----- Information -----

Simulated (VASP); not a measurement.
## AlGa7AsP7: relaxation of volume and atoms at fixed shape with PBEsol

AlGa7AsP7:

-----

** Action item **
Please retype the listing word for word, from its first line through the line containing "## AlGa7AsP7: relaxation", and add nothing else.

** Answer space **
Simulated (VASP); not a measurement.
## AlGa7AsP7: relaxation of volume and atoms at fixed shape with PBEsol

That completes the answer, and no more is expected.